## Data provided
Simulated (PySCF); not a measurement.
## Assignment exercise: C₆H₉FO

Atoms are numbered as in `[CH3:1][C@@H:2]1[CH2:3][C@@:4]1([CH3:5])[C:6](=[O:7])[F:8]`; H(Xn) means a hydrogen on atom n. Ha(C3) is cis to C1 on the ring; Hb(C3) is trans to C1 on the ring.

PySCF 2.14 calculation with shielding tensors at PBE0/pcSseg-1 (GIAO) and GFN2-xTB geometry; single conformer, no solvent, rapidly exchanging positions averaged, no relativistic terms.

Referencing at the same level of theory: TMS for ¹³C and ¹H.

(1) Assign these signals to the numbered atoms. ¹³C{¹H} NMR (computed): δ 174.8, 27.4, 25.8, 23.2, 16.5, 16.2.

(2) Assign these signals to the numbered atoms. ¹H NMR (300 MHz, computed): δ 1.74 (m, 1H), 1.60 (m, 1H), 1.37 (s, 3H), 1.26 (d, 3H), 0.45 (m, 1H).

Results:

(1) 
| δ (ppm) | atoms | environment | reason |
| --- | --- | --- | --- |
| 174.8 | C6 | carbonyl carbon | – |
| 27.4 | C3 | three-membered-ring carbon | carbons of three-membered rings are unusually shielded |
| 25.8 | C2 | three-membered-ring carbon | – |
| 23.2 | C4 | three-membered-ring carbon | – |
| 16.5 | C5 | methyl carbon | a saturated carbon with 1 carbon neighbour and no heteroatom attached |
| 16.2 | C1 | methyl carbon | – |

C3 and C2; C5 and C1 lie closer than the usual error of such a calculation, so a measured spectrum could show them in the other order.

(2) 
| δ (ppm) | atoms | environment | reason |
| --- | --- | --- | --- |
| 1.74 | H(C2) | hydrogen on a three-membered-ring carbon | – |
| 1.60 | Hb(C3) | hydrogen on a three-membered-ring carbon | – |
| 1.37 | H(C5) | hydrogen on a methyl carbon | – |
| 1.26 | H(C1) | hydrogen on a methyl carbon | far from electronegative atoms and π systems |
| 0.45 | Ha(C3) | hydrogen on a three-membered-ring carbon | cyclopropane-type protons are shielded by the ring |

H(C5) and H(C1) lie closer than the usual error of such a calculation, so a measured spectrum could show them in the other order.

## Activity
Give the lines of the material above again, exactly, from its first line through the line that contains "PySCF 2.14 calculation" and no further.

## Exercise result
Simulated (PySCF); not a measurement.
## Assignment exercise: C₆H₉FO

Atoms are numbered as in `[CH3:1][C@@H:2]1[CH2:3][C@@:4]1([CH3:5])[C:6](=[O:7])[F:8]`; H(Xn) means a hydrogen on atom n. Ha(C3) is cis to C1 on the ring; Hb(C3) is trans to C1 on the ring.

PySCF 2.14 calculation with shielding tensors at PBE0/pcSseg-1 (GIAO) and GFN2-xTB geometry; single conformer, no solvent, rapidly exchanging positions averaged, no relativistic terms.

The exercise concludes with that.